Records shown
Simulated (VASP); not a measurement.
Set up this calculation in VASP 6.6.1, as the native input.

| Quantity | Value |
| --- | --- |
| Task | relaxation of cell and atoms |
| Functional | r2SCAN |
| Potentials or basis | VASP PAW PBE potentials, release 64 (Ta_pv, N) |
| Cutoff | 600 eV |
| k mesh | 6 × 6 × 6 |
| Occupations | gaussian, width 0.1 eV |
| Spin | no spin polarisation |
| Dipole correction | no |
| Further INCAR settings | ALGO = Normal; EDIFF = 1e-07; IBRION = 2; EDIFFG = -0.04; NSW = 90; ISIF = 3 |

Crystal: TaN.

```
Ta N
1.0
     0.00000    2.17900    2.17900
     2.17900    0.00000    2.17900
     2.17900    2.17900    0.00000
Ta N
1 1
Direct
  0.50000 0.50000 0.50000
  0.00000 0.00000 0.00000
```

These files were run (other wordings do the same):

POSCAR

Assigned task
Take the entries above and return only the lines from the one with "90; ISIF = 3 |" to the one with "These files were", both included, unchanged.

Response area
| Further INCAR settings | ALGO = Normal; EDIFF = 1e-07; IBRION = 2; EDIFFG = -0.04; NSW = 90; ISIF = 3 |

Crystal: TaN.

```
Ta N
1.0
     0.00000    2.17900    2.17900
     2.17900    0.00000    2.17900
     2.17900    2.17900    0.00000
Ta N
1 1
Direct
  0.50000 0.50000 0.50000
  0.00000 0.00000 0.00000
```

These files were run (other wordings do the same):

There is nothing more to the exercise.